→ **WORK INSTRUCTION**
Write out exactly the lines of the entries below from the one holding "Spin-orbit coupling is" to the one holding "12.96 ± 0.01 Å.", inclusive, and leave out all other lines.

[[ INFORMATION open ]]

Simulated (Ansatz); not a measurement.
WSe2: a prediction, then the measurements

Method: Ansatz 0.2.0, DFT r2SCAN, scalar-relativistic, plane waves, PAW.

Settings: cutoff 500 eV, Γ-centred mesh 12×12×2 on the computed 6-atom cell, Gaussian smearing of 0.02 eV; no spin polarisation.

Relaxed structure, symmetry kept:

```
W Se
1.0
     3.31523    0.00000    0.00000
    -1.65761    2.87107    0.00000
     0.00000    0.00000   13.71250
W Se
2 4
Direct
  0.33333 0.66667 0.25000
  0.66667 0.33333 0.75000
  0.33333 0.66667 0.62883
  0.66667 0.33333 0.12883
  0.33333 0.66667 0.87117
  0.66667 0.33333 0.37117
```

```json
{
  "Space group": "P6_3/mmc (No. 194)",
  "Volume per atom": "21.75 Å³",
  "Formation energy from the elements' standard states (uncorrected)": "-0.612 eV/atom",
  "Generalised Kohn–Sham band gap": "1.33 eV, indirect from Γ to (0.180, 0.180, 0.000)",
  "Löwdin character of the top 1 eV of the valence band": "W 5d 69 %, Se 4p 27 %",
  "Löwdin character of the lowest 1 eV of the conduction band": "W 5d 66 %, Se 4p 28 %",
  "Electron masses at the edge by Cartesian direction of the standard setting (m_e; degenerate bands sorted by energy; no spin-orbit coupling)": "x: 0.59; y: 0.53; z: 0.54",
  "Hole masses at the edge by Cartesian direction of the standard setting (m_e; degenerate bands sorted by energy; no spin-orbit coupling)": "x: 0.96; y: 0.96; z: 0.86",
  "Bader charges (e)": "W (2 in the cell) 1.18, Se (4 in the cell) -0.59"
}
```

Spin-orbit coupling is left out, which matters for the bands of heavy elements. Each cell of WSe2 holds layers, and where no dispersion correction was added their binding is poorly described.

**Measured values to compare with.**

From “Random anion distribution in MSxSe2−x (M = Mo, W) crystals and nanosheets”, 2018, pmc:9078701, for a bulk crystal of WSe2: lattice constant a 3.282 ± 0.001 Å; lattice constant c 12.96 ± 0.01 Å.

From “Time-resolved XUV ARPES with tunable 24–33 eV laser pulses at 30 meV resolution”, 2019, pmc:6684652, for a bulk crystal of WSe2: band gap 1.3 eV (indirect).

[[ INFORMATION closed ]]

→ **ANSWER SECTION**
Spin-orbit coupling is left out, which matters for the bands of heavy elements. Each cell of WSe2 holds layers, and where no dispersion correction was added their binding is poorly described.

**Measured values to compare with.**

From “Random anion distribution in MSxSe2−x (M = Mo, W) crystals and nanosheets”, 2018, pmc:9078701, for a bulk crystal of WSe2: lattice constant a 3.282 ± 0.001 Å; lattice constant c 12.96 ± 0.01 Å.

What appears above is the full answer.